* _TASK ITEM_:
Would you return the lines between the one holding "What is ΔE at V/V₀ = 1.100?" and the one holding "22.5 meV/atom.", inclusive, and only those, exactly as they stand in the listing below?

* _GIVEN ENTRIES_:
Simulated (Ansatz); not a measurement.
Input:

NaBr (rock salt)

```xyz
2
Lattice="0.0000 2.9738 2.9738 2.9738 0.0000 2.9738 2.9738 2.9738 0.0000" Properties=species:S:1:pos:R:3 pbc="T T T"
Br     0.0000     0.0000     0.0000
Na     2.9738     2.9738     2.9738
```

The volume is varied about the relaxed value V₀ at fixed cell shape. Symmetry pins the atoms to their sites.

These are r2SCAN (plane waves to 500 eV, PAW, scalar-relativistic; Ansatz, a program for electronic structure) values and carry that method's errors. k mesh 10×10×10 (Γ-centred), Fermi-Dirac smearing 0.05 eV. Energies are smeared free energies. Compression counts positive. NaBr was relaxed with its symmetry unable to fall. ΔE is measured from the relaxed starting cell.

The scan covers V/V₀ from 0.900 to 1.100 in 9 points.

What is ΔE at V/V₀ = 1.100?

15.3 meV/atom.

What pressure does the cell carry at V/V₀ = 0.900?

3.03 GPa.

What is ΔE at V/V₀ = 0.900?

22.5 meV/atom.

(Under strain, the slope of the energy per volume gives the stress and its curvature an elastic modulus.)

* _ANSWER AREA_:
What is ΔE at V/V₀ = 1.100?

15.3 meV/atom.

What pressure does the cell carry at V/V₀ = 0.900?

3.03 GPa.

What is ΔE at V/V₀ = 0.900?

22.5 meV/atom.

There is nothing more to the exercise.